▶ _Work order_: For this exercise, repeat the listing below from its first line through the line containing "Task: Fill in the values left out.", exactly as written.

▶ _Listed entries_:
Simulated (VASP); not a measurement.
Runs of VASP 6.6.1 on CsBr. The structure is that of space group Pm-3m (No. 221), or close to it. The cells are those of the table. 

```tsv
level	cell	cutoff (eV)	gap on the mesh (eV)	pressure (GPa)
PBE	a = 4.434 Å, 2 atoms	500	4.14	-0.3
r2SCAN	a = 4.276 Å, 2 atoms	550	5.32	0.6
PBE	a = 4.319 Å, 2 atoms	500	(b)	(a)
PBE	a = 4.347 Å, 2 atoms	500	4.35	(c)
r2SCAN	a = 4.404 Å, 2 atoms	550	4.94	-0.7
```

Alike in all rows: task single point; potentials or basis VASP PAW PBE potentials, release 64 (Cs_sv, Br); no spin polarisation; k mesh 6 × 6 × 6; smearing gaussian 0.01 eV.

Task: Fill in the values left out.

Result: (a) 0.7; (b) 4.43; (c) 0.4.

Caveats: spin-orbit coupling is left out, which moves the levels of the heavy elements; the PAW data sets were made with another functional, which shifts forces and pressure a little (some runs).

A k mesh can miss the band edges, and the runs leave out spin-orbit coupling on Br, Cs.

▶ _Task solution_:
Simulated (VASP); not a measurement.
Runs of VASP 6.6.1 on CsBr. The structure is that of space group Pm-3m (No. 221), or close to it. The cells are those of the table. 

```tsv
level	cell	cutoff (eV)	gap on the mesh (eV)	pressure (GPa)
PBE	a = 4.434 Å, 2 atoms	500	4.14	-0.3
r2SCAN	a = 4.276 Å, 2 atoms	550	5.32	0.6
PBE	a = 4.319 Å, 2 atoms	500	(b)	(a)
PBE	a = 4.347 Å, 2 atoms	500	4.35	(c)
r2SCAN	a = 4.404 Å, 2 atoms	550	4.94	-0.7
```

Alike in all rows: task single point; potentials or basis VASP PAW PBE potentials, release 64 (Cs_sv, Br); no spin polarisation; k mesh 6 × 6 × 6; smearing gaussian 0.01 eV.

Task: Fill in the values left out.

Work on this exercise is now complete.